▶ **Brief**:
The entire listing below must be written out word for word.

(Study material begins)
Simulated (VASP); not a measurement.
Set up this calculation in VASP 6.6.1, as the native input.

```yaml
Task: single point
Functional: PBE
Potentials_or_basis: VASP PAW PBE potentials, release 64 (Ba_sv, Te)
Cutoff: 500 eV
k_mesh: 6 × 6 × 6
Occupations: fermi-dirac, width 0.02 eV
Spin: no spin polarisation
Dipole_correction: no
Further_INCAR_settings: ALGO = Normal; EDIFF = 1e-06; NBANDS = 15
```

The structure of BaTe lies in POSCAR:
(Study material ends)

▶ **Written response**:
Simulated (VASP); not a measurement.
Set up this calculation in VASP 6.6.1, as the native input.

```yaml
Task: single point
Functional: PBE
Potentials_or_basis: VASP PAW PBE potentials, release 64 (Ba_sv, Te)
Cutoff: 500 eV
k_mesh: 6 × 6 × 6
Occupations: fermi-dirac, width 0.02 eV
Spin: no spin polarisation
Dipole_correction: no
Further_INCAR_settings: ALGO = Normal; EDIFF = 1e-06; NBANDS = 15
```

The structure of BaTe lies in POSCAR:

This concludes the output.